[DATASET EXTRACT — start]

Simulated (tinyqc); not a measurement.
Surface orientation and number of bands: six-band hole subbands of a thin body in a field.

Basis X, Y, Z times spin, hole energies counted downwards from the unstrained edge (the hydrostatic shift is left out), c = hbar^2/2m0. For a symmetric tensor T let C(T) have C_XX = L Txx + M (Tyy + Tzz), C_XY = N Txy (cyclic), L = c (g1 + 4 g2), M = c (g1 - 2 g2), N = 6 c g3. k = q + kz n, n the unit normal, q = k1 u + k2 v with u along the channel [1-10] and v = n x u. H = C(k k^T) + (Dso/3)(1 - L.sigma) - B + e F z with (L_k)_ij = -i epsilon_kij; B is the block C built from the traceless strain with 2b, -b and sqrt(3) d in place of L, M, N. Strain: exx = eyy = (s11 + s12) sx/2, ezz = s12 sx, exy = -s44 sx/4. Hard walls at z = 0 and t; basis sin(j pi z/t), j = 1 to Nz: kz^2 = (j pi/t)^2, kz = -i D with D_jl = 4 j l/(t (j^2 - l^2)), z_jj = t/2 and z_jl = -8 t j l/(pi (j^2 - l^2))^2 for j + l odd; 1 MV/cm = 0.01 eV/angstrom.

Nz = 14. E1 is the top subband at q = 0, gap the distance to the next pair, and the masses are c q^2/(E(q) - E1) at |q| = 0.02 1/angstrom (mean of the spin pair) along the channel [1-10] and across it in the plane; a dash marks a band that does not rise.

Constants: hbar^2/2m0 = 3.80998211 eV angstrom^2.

[DATASET EXTRACT — finish]

(ACTIVITY):
Using the listing above, copy exactly the line that contains "Basis X, Y, Z", the line that contains "Nz = 14. E1", and each line that falls between them.

(TASK OUTPUT):
Basis X, Y, Z times spin, hole energies counted downwards from the unstrained edge (the hydrostatic shift is left out), c = hbar^2/2m0. For a symmetric tensor T let C(T) have C_XX = L Txx + M (Tyy + Tzz), C_XY = N Txy (cyclic), L = c (g1 + 4 g2), M = c (g1 - 2 g2), N = 6 c g3. k = q + kz n, n the unit normal, q = k1 u + k2 v with u along the channel [1-10] and v = n x u. H = C(k k^T) + (Dso/3)(1 - L.sigma) - B + e F z with (L_k)_ij = -i epsilon_kij; B is the block C built from the traceless strain with 2b, -b and sqrt(3) d in place of L, M, N. Strain: exx = eyy = (s11 + s12) sx/2, ezz = s12 sx, exy = -s44 sx/4. Hard walls at z = 0 and t; basis sin(j pi z/t), j = 1 to Nz: kz^2 = (j pi/t)^2, kz = -i D with D_jl = 4 j l/(t (j^2 - l^2)), z_jj = t/2 and z_jl = -8 t j l/(pi (j^2 - l^2))^2 for j + l odd; 1 MV/cm = 0.01 eV/angstrom.

Nz = 14. E1 is the top subband at q = 0, gap the distance to the next pair, and the masses are c q^2/(E(q) - E1) at |q| = 0.02 1/angstrom (mean of the spin pair) along the channel [1-10] and across it in the plane; a dash marks a band that does not rise.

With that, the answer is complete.